Assigned task: Output nothing but the lines from the first line of the entries to the line with "8 atoms, charge 0, spin multiplicity 1.", inclusive, exactly as they read.

- - -

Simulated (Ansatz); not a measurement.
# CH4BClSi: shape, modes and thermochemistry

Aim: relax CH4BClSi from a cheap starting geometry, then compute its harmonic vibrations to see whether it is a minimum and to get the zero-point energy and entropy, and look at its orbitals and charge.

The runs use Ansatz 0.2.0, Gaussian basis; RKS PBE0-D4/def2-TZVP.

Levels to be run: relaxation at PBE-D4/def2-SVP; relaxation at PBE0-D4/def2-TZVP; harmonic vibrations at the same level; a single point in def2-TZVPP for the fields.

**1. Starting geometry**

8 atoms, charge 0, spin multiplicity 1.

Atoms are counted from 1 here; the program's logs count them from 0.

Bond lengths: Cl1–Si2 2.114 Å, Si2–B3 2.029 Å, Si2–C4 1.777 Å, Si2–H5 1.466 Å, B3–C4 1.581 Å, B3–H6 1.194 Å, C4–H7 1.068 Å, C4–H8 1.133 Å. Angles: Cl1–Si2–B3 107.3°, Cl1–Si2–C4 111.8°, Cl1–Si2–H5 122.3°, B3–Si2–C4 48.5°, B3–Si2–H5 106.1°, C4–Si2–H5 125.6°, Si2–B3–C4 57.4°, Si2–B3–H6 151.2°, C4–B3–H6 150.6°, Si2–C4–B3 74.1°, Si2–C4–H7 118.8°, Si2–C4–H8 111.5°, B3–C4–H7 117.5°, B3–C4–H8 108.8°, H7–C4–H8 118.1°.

- - -

Exercise answer:
Simulated (Ansatz); not a measurement.
# CH4BClSi: shape, modes and thermochemistry

Aim: relax CH4BClSi from a cheap starting geometry, then compute its harmonic vibrations to see whether it is a minimum and to get the zero-point energy and entropy, and look at its orbitals and charge.

The runs use Ansatz 0.2.0, Gaussian basis; RKS PBE0-D4/def2-TZVP.

Levels to be run: relaxation at PBE-D4/def2-SVP; relaxation at PBE0-D4/def2-TZVP; harmonic vibrations at the same level; a single point in def2-TZVPP for the fields.

**1. Starting geometry**

8 atoms, charge 0, spin multiplicity 1.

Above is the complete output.